==== Supplied information
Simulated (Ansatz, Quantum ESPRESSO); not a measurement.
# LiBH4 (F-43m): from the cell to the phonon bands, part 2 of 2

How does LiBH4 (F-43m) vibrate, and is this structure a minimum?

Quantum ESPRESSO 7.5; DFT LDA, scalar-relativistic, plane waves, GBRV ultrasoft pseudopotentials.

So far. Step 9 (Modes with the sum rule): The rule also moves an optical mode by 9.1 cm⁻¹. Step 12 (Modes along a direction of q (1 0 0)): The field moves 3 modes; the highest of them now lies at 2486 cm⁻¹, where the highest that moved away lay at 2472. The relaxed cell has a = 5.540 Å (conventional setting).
========

• _Task item_
All lines above should be output verbatim.

• _Task result_
Simulated (Ansatz, Quantum ESPRESSO); not a measurement.
# LiBH4 (F-43m): from the cell to the phonon bands, part 2 of 2

How does LiBH4 (F-43m) vibrate, and is this structure a minimum?

Quantum ESPRESSO 7.5; DFT LDA, scalar-relativistic, plane waves, GBRV ultrasoft pseudopotentials.

So far. Step 9 (Modes with the sum rule): The rule also moves an optical mode by 9.1 cm⁻¹. Step 12 (Modes along a direction of q (1 0 0)): The field moves 3 modes; the highest of them now lies at 2486 cm⁻¹, where the highest that moved away lay at 2472. The relaxed cell has a = 5.540 Å (conventional setting).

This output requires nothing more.